Work item ▸ Only one stretch of the records below is wanted: the lines from the one holding "A dimer, CHN" through the one holding "Q: What interaction". Return it exactly, both ends included.

Material supplied ▸
Content starts

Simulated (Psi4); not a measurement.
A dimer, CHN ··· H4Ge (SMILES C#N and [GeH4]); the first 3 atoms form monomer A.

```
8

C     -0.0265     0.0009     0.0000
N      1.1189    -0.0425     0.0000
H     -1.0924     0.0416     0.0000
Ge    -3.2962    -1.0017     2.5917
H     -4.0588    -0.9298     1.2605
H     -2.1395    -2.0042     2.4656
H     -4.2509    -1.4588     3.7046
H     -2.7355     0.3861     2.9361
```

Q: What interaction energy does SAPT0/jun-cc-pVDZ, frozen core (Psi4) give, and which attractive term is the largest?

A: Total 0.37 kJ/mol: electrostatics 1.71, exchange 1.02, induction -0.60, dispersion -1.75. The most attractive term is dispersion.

Content ends

Exercise solution ▸
A dimer, CHN ··· H4Ge (SMILES C#N and [GeH4]); the first 3 atoms form monomer A.

```
8

C     -0.0265     0.0009     0.0000
N      1.1189    -0.0425     0.0000
H     -1.0924     0.0416     0.0000
Ge    -3.2962    -1.0017     2.5917
H     -4.0588    -0.9298     1.2605
H     -2.1395    -2.0042     2.4656
H     -4.2509    -1.4588     3.7046
H     -2.7355     0.3861     2.9361
```

Q: What interaction energy does SAPT0/jun-cc-pVDZ, frozen core (Psi4) give, and which attractive term is the largest?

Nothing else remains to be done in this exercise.